(Work order): Every record below, from first to last: print it exactly as shown.

┌────────

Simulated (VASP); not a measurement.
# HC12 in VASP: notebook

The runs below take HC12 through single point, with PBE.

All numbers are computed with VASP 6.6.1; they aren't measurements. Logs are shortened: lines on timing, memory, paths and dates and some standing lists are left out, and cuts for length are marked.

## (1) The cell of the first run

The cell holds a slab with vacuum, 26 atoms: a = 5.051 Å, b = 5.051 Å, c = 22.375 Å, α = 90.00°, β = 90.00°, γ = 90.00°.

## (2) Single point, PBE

└────────

(Written response):
Simulated (VASP); not a measurement.
# HC12 in VASP: notebook

The runs below take HC12 through single point, with PBE.

All numbers are computed with VASP 6.6.1; they aren't measurements. Logs are shortened: lines on timing, memory, paths and dates and some standing lists are left out, and cuts for length are marked.

## (1) The cell of the first run

The cell holds a slab with vacuum, 26 atoms: a = 5.051 Å, b = 5.051 Å, c = 22.375 Å, α = 90.00°, β = 90.00°, γ = 90.00°.

## (2) Single point, PBE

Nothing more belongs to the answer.